▶ **Entries provided**
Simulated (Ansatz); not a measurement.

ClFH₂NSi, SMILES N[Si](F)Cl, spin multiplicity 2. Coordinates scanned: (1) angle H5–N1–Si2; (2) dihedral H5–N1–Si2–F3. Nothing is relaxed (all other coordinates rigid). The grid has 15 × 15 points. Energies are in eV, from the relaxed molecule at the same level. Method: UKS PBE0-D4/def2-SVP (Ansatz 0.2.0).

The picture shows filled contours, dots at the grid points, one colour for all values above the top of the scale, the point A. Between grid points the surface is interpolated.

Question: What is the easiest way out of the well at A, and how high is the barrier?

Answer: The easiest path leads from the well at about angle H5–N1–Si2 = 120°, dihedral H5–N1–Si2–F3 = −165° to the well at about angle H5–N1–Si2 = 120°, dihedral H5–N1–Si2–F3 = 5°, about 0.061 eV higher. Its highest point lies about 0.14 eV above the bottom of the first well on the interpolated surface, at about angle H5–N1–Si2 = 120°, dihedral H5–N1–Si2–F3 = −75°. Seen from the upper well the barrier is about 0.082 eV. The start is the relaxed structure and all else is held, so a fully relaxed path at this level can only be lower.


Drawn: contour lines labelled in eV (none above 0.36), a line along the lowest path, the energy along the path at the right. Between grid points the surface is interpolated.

▶ **Action item**
Nothing but the lines from the beginning of the records through the line with "Answer: The easiest" should appear, each printed exactly.

▶ **Answer box**
Simulated (Ansatz); not a measurement.

ClFH₂NSi, SMILES N[Si](F)Cl, spin multiplicity 2. Coordinates scanned: (1) angle H5–N1–Si2; (2) dihedral H5–N1–Si2–F3. Nothing is relaxed (all other coordinates rigid). The grid has 15 × 15 points. Energies are in eV, from the relaxed molecule at the same level. Method: UKS PBE0-D4/def2-SVP (Ansatz 0.2.0).

The picture shows filled contours, dots at the grid points, one colour for all values above the top of the scale, the point A. Between grid points the surface is interpolated.

Question: What is the easiest way out of the well at A, and how high is the barrier?

Answer: The easiest path leads from the well at about angle H5–N1–Si2 = 120°, dihedral H5–N1–Si2–F3 = −165° to the well at about angle H5–N1–Si2 = 120°, dihedral H5–N1–Si2–F3 = 5°, about 0.061 eV higher. Its highest point lies about 0.14 eV above the bottom of the first well on the interpolated surface, at about angle H5–N1–Si2 = 120°, dihedral H5–N1–Si2–F3 = −75°. Seen from the upper well the barrier is about 0.082 eV. The start is the relaxed structure and all else is held, so a fully relaxed path at this level can only be lower.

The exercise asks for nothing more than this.